Excerpted records:
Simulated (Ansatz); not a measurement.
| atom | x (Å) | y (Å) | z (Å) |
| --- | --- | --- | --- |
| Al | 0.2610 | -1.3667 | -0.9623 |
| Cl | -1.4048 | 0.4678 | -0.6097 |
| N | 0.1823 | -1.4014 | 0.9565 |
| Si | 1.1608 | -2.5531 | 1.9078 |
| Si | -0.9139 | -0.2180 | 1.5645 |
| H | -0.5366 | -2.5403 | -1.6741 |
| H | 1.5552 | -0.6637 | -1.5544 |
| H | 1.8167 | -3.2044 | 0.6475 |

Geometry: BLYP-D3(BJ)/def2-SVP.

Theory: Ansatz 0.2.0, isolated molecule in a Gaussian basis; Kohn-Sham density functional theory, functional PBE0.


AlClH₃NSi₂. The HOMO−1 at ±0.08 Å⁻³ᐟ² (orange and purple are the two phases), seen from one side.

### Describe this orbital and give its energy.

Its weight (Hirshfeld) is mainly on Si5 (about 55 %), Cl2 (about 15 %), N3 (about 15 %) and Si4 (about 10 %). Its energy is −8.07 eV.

Brief: Return all of the data word for word.

Task result:
Simulated (Ansatz); not a measurement.
| atom | x (Å) | y (Å) | z (Å) |
| --- | --- | --- | --- |
| Al | 0.2610 | -1.3667 | -0.9623 |
| Cl | -1.4048 | 0.4678 | -0.6097 |
| N | 0.1823 | -1.4014 | 0.9565 |
| Si | 1.1608 | -2.5531 | 1.9078 |
| Si | -0.9139 | -0.2180 | 1.5645 |
| H | -0.5366 | -2.5403 | -1.6741 |
| H | 1.5552 | -0.6637 | -1.5544 |
| H | 1.8167 | -3.2044 | 0.6475 |

Geometry: BLYP-D3(BJ)/def2-SVP.

Theory: Ansatz 0.2.0, isolated molecule in a Gaussian basis; Kohn-Sham density functional theory, functional PBE0.


AlClH₃NSi₂. The HOMO−1 at ±0.08 Å⁻³ᐟ² (orange and purple are the two phases), seen from one side.

### Describe this orbital and give its energy.

Its weight (Hirshfeld) is mainly on Si5 (about 55 %), Cl2 (about 15 %), N3 (about 15 %) and Si4 (about 10 %). Its energy is −8.07 eV.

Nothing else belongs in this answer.